_Data section_.
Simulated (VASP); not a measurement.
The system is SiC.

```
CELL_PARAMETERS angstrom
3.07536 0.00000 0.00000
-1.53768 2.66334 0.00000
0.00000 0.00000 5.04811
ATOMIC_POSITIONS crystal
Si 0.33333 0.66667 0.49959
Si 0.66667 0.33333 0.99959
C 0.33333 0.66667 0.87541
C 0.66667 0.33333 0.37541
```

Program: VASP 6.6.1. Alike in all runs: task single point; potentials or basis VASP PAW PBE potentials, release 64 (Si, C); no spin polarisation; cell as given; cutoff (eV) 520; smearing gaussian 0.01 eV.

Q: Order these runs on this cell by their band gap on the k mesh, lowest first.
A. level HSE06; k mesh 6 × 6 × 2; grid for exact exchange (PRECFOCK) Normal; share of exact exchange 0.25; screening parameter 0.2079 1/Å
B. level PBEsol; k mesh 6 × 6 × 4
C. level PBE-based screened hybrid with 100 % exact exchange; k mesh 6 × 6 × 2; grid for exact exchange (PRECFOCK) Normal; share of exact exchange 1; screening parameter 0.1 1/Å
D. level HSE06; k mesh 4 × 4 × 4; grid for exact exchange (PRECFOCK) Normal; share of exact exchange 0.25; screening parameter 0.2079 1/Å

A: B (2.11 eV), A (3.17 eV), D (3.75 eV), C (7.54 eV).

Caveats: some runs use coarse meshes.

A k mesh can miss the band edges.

_Task item_. Give the records above again in full, keeping every character unchanged.

_Reply_.
Simulated (VASP); not a measurement.
The system is SiC.

```
CELL_PARAMETERS angstrom
3.07536 0.00000 0.00000
-1.53768 2.66334 0.00000
0.00000 0.00000 5.04811
ATOMIC_POSITIONS crystal
Si 0.33333 0.66667 0.49959
Si 0.66667 0.33333 0.99959
C 0.33333 0.66667 0.87541
C 0.66667 0.33333 0.37541
```

Program: VASP 6.6.1. Alike in all runs: task single point; potentials or basis VASP PAW PBE potentials, release 64 (Si, C); no spin polarisation; cell as given; cutoff (eV) 520; smearing gaussian 0.01 eV.

Q: Order these runs on this cell by their band gap on the k mesh, lowest first.
A. level HSE06; k mesh 6 × 6 × 2; grid for exact exchange (PRECFOCK) Normal; share of exact exchange 0.25; screening parameter 0.2079 1/Å
B. level PBEsol; k mesh 6 × 6 × 4
C. level PBE-based screened hybrid with 100 % exact exchange; k mesh 6 × 6 × 2; grid for exact exchange (PRECFOCK) Normal; share of exact exchange 1; screening parameter 0.1 1/Å
D. level HSE06; k mesh 4 × 4 × 4; grid for exact exchange (PRECFOCK) Normal; share of exact exchange 0.25; screening parameter 0.2079 1/Å

A: B (2.11 eV), A (3.17 eV), D (3.75 eV), C (7.54 eV).

Caveats: some runs use coarse meshes.

A k mesh can miss the band edges.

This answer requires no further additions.